GIVEN ENTRIES section start
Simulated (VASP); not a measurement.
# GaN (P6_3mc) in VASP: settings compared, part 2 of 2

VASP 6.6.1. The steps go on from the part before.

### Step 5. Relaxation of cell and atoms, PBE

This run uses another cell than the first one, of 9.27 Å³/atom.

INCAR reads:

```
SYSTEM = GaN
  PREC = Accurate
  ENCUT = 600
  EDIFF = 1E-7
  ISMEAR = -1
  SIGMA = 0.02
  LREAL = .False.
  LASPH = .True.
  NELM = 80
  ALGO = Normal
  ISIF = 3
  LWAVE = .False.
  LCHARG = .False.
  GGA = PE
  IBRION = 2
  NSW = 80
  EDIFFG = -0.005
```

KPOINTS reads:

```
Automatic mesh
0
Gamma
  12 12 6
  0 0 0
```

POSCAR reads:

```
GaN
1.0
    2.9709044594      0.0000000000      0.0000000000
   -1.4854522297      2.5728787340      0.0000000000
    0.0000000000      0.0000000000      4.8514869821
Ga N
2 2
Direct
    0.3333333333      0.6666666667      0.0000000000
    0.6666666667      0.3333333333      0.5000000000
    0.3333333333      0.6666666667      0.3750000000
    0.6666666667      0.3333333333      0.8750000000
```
GIVEN ENTRIES section end

| BRIEF |
Could you copy out all the material word for word?

| EXPECTED ANSWER |
Simulated (VASP); not a measurement.
# GaN (P6_3mc) in VASP: settings compared, part 2 of 2

VASP 6.6.1. The steps go on from the part before.

### Step 5. Relaxation of cell and atoms, PBE

This run uses another cell than the first one, of 9.27 Å³/atom.

INCAR reads:

```
SYSTEM = GaN
  PREC = Accurate
  ENCUT = 600
  EDIFF = 1E-7
  ISMEAR = -1
  SIGMA = 0.02
  LREAL = .False.
  LASPH = .True.
  NELM = 80
  ALGO = Normal
  ISIF = 3
  LWAVE = .False.
  LCHARG = .False.
  GGA = PE
  IBRION = 2
  NSW = 80
  EDIFFG = -0.005
```

KPOINTS reads:

```
Automatic mesh
0
Gamma
  12 12 6
  0 0 0
```

POSCAR reads:

```
GaN
1.0
    2.9709044594      0.0000000000      0.0000000000
   -1.4854522297      2.5728787340      0.0000000000
    0.0000000000      0.0000000000      4.8514869821
Ga N
2 2
Direct
    0.3333333333      0.6666666667      0.0000000000
    0.6666666667      0.3333333333      0.5000000000
    0.3333333333      0.6666666667      0.3750000000
    0.6666666667      0.3333333333      0.8750000000
```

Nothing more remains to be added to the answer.